### Given information
◇ ◇ ◇ ◇ ◇
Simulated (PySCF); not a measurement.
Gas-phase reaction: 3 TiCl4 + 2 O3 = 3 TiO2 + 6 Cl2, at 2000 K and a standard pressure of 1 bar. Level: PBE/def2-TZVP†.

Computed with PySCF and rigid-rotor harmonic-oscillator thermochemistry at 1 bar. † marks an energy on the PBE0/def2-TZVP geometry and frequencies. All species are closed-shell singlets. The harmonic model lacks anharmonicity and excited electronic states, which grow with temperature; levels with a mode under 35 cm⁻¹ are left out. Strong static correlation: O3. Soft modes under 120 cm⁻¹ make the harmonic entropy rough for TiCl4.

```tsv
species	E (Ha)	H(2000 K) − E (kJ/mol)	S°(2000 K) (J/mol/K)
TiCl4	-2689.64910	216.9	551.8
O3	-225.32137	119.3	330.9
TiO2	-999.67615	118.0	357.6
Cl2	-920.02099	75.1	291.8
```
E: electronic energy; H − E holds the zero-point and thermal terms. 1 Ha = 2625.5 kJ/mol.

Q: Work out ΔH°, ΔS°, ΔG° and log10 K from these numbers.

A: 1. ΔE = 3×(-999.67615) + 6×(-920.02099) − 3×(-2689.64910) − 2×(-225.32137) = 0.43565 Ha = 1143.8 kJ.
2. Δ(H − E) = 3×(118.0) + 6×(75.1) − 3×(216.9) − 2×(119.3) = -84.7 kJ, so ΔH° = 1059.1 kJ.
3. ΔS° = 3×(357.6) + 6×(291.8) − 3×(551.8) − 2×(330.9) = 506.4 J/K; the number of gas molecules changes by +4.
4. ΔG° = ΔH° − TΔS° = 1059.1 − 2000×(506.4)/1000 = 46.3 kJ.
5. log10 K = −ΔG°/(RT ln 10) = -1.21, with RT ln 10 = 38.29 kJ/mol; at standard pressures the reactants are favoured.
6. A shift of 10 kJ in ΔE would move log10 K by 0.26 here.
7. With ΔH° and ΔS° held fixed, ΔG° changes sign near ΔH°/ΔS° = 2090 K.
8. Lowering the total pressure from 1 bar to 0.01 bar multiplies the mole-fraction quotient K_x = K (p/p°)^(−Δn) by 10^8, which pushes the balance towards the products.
◇ ◇ ◇ ◇ ◇

### Work order
Produce only the lines from the line containing "Computed with PySCF" through the line containing "2. Δ(H − E) = 3×(118.0)", inclusive of both, exactly as they stand in the entries above.

### Answer box
Computed with PySCF and rigid-rotor harmonic-oscillator thermochemistry at 1 bar. † marks an energy on the PBE0/def2-TZVP geometry and frequencies. All species are closed-shell singlets. The harmonic model lacks anharmonicity and excited electronic states, which grow with temperature; levels with a mode under 35 cm⁻¹ are left out. Strong static correlation: O3. Soft modes under 120 cm⁻¹ make the harmonic entropy rough for TiCl4.

```tsv
species	E (Ha)	H(2000 K) − E (kJ/mol)	S°(2000 K) (J/mol/K)
TiCl4	-2689.64910	216.9	551.8
O3	-225.32137	119.3	330.9
TiO2	-999.67615	118.0	357.6
Cl2	-920.02099	75.1	291.8
```
E: electronic energy; H − E holds the zero-point and thermal terms. 1 Ha = 2625.5 kJ/mol.

Q: Work out ΔH°, ΔS°, ΔG° and log10 K from these numbers.

A: 1. ΔE = 3×(-999.67615) + 6×(-920.02099) − 3×(-2689.64910) − 2×(-225.32137) = 0.43565 Ha = 1143.8 kJ.
2. Δ(H − E) = 3×(118.0) + 6×(75.1) − 3×(216.9) − 2×(119.3) = -84.7 kJ, so ΔH° = 1059.1 kJ.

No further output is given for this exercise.